Exercise:
Could you print every record below exactly as it appears?

Supplied records START

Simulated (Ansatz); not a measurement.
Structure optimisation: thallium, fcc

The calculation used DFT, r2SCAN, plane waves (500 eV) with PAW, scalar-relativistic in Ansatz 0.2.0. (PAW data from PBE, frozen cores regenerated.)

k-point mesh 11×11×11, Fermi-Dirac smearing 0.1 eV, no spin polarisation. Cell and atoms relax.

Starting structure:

Supplied records END

Exercise result:
Simulated (Ansatz); not a measurement.
Structure optimisation: thallium, fcc

The calculation used DFT, r2SCAN, plane waves (500 eV) with PAW, scalar-relativistic in Ansatz 0.2.0. (PAW data from PBE, frozen cores regenerated.)

k-point mesh 11×11×11, Fermi-Dirac smearing 0.1 eV, no spin polarisation. Cell and atoms relax.

Starting structure:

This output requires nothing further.